> _SOURCE DATA_
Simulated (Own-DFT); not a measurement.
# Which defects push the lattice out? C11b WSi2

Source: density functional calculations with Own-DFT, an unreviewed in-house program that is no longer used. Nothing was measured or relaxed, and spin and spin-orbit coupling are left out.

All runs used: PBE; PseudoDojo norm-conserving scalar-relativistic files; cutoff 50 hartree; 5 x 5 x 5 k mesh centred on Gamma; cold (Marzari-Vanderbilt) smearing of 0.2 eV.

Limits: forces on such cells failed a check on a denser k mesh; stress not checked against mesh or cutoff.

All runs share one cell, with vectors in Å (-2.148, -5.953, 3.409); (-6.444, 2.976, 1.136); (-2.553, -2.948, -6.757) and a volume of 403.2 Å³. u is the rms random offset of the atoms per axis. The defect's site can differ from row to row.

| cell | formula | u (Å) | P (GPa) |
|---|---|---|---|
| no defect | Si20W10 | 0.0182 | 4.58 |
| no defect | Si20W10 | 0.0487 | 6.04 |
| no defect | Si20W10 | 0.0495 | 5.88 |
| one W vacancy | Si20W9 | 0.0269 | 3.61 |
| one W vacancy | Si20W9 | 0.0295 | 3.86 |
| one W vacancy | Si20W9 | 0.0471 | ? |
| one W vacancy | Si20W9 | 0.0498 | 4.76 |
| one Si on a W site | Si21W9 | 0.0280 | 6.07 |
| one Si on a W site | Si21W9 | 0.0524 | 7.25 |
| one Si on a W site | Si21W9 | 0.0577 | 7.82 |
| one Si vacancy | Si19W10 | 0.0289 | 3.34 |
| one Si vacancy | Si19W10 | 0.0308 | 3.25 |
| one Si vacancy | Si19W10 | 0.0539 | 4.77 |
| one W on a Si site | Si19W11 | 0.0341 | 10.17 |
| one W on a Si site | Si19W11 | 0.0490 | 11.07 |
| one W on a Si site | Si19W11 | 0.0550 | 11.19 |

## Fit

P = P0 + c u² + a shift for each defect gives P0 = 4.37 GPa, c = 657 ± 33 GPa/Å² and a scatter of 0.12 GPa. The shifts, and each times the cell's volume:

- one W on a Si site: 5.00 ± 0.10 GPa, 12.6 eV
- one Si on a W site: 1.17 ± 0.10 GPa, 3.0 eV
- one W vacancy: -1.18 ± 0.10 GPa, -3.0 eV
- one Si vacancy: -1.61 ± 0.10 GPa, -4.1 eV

> _WORK REQUEST_
Would you please write out, exactly and with no other lines, the stretch of the listing above from the line containing "All runs used: PBE;" through the line containing "- one W vacancy: -1.18 ± 0.10 GPa, -3.0 eV"?

> _RESPONSE AREA_
All runs used: PBE; PseudoDojo norm-conserving scalar-relativistic files; cutoff 50 hartree; 5 x 5 x 5 k mesh centred on Gamma; cold (Marzari-Vanderbilt) smearing of 0.2 eV.

Limits: forces on such cells failed a check on a denser k mesh; stress not checked against mesh or cutoff.

All runs share one cell, with vectors in Å (-2.148, -5.953, 3.409); (-6.444, 2.976, 1.136); (-2.553, -2.948, -6.757) and a volume of 403.2 Å³. u is the rms random offset of the atoms per axis. The defect's site can differ from row to row.

| cell | formula | u (Å) | P (GPa) |
|---|---|---|---|
| no defect | Si20W10 | 0.0182 | 4.58 |
| no defect | Si20W10 | 0.0487 | 6.04 |
| no defect | Si20W10 | 0.0495 | 5.88 |
| one W vacancy | Si20W9 | 0.0269 | 3.61 |
| one W vacancy | Si20W9 | 0.0295 | 3.86 |
| one W vacancy | Si20W9 | 0.0471 | ? |
| one W vacancy | Si20W9 | 0.0498 | 4.76 |
| one Si on a W site | Si21W9 | 0.0280 | 6.07 |
| one Si on a W site | Si21W9 | 0.0524 | 7.25 |
| one Si on a W site | Si21W9 | 0.0577 | 7.82 |
| one Si vacancy | Si19W10 | 0.0289 | 3.34 |
| one Si vacancy | Si19W10 | 0.0308 | 3.25 |
| one Si vacancy | Si19W10 | 0.0539 | 4.77 |
| one W on a Si site | Si19W11 | 0.0341 | 10.17 |
| one W on a Si site | Si19W11 | 0.0490 | 11.07 |
| one W on a Si site | Si19W11 | 0.0550 | 11.19 |

## Fit

P = P0 + c u² + a shift for each defect gives P0 = 4.37 GPa, c = 657 ± 33 GPa/Å² and a scatter of 0.12 GPa. The shifts, and each times the cell's volume:

- one W on a Si site: 5.00 ± 0.10 GPa, 12.6 eV
- one Si on a W site: 1.17 ± 0.10 GPa, 3.0 eV
- one W vacancy: -1.18 ± 0.10 GPa, -3.0 eV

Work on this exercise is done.